Work instruction:
The lines to reproduce from the material below are those from the one containing "0.294686 | 0.00086598 |" through the one containing "Q: What diamagnetic", both included; write them out exactly and add nothing.

Excerpted data:
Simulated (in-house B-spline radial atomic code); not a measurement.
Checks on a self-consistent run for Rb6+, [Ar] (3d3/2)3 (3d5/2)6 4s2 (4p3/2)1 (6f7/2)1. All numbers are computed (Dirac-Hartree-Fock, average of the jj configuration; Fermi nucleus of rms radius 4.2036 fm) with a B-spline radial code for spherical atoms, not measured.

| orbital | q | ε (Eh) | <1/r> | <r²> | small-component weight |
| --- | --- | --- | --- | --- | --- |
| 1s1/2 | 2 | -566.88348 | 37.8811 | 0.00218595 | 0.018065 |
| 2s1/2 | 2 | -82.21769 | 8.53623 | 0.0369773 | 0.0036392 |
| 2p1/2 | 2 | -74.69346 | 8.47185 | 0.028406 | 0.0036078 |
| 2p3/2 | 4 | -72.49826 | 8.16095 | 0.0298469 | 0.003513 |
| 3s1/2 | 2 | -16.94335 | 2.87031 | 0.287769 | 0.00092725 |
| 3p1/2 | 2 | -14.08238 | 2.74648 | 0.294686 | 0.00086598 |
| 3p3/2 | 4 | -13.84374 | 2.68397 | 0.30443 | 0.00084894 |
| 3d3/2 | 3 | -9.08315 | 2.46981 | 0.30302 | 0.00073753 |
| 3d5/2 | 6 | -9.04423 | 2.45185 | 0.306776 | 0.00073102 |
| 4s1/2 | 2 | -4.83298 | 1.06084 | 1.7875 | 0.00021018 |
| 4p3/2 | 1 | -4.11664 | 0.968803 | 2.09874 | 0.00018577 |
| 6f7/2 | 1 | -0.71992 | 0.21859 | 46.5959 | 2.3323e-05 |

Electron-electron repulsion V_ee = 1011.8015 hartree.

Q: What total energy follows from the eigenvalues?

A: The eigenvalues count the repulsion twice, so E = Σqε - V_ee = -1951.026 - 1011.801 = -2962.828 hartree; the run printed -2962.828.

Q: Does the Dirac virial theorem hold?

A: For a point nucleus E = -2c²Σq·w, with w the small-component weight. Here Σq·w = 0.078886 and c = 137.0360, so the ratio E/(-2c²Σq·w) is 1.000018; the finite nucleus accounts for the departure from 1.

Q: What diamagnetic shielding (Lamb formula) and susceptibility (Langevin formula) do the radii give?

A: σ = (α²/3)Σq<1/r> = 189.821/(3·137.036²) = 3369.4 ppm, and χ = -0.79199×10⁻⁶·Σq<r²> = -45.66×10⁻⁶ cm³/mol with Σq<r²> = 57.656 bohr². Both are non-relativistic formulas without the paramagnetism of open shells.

Response box:
| 3p1/2 | 2 | -14.08238 | 2.74648 | 0.294686 | 0.00086598 |
| 3p3/2 | 4 | -13.84374 | 2.68397 | 0.30443 | 0.00084894 |
| 3d3/2 | 3 | -9.08315 | 2.46981 | 0.30302 | 0.00073753 |
| 3d5/2 | 6 | -9.04423 | 2.45185 | 0.306776 | 0.00073102 |
| 4s1/2 | 2 | -4.83298 | 1.06084 | 1.7875 | 0.00021018 |
| 4p3/2 | 1 | -4.11664 | 0.968803 | 2.09874 | 0.00018577 |
| 6f7/2 | 1 | -0.71992 | 0.21859 | 46.5959 | 2.3323e-05 |

Electron-electron repulsion V_ee = 1011.8015 hartree.

Q: What total energy follows from the eigenvalues?

A: The eigenvalues count the repulsion twice, so E = Σqε - V_ee = -1951.026 - 1011.801 = -2962.828 hartree; the run printed -2962.828.

Q: Does the Dirac virial theorem hold?

A: For a point nucleus E = -2c²Σq·w, with w the small-component weight. Here Σq·w = 0.078886 and c = 137.0360, so the ratio E/(-2c²Σq·w) is 1.000018; the finite nucleus accounts for the departure from 1.

Q: What diamagnetic shielding (Lamb formula) and susceptibility (Langevin formula) do the radii give?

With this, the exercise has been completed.